• REQUIRED ACTION:
Return each line exactly as written. Begin with the first line of the entries and end with the line that has "3.77 | 21.90 |".

↓↓↓

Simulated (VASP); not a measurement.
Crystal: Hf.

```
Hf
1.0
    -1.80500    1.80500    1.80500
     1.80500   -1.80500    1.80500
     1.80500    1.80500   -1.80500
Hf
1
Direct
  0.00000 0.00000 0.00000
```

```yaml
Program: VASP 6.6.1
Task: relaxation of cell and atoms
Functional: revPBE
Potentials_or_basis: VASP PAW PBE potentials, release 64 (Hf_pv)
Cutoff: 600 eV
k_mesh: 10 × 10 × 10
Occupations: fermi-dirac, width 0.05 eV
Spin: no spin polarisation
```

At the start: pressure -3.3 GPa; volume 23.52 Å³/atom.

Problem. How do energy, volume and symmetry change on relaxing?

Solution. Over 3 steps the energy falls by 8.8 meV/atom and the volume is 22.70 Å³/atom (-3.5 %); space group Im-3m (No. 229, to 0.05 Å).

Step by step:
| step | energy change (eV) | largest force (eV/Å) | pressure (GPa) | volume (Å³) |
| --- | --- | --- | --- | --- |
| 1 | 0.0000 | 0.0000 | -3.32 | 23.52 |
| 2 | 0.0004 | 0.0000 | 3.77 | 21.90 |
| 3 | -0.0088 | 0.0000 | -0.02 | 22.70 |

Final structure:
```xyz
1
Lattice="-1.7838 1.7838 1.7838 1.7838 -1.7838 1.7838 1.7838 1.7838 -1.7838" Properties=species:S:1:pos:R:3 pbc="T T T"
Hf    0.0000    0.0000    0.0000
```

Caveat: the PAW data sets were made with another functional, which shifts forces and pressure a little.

↑↑↑

• TASK OUTPUT:
Simulated (VASP); not a measurement.
Crystal: Hf.

```
Hf
1.0
    -1.80500    1.80500    1.80500
     1.80500   -1.80500    1.80500
     1.80500    1.80500   -1.80500
Hf
1
Direct
  0.00000 0.00000 0.00000
```

```yaml
Program: VASP 6.6.1
Task: relaxation of cell and atoms
Functional: revPBE
Potentials_or_basis: VASP PAW PBE potentials, release 64 (Hf_pv)
Cutoff: 600 eV
k_mesh: 10 × 10 × 10
Occupations: fermi-dirac, width 0.05 eV
Spin: no spin polarisation
```

At the start: pressure -3.3 GPa; volume 23.52 Å³/atom.

Problem. How do energy, volume and symmetry change on relaxing?

Solution. Over 3 steps the energy falls by 8.8 meV/atom and the volume is 22.70 Å³/atom (-3.5 %); space group Im-3m (No. 229, to 0.05 Å).

Step by step:
| step | energy change (eV) | largest force (eV/Å) | pressure (GPa) | volume (Å³) |
| --- | --- | --- | --- | --- |
| 1 | 0.0000 | 0.0000 | -3.32 | 23.52 |
| 2 | 0.0004 | 0.0000 | 3.77 | 21.90 |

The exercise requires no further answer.